→ Brief:
Please reproduce exactly the lines that begin the listing below, up to and including the line where "The cores are" occurs.

%%
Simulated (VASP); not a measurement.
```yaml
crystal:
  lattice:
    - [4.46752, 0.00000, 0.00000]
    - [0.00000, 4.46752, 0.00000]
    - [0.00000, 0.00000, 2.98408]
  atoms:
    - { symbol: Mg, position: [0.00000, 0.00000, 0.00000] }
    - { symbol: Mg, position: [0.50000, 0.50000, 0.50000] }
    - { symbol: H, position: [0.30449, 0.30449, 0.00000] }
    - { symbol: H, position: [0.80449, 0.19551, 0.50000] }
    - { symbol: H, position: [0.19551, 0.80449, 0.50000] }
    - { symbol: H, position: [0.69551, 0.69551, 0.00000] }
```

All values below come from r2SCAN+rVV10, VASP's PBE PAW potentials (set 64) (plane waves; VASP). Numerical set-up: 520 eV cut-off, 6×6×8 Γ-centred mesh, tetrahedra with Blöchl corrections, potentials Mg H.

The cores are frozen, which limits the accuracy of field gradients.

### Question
%%

→ Exercise solution:
Simulated (VASP); not a measurement.
```yaml
crystal:
  lattice:
    - [4.46752, 0.00000, 0.00000]
    - [0.00000, 4.46752, 0.00000]
    - [0.00000, 0.00000, 2.98408]
  atoms:
    - { symbol: Mg, position: [0.00000, 0.00000, 0.00000] }
    - { symbol: Mg, position: [0.50000, 0.50000, 0.50000] }
    - { symbol: H, position: [0.30449, 0.30449, 0.00000] }
    - { symbol: H, position: [0.80449, 0.19551, 0.50000] }
    - { symbol: H, position: [0.19551, 0.80449, 0.50000] }
    - { symbol: H, position: [0.69551, 0.69551, 0.00000] }
```

All values below come from r2SCAN+rVV10, VASP's PBE PAW potentials (set 64) (plane waves; VASP). Numerical set-up: 520 eV cut-off, 6×6×8 Γ-centred mesh, tetrahedra with Blöchl corrections, potentials Mg H.

The cores are frozen, which limits the accuracy of field gradients.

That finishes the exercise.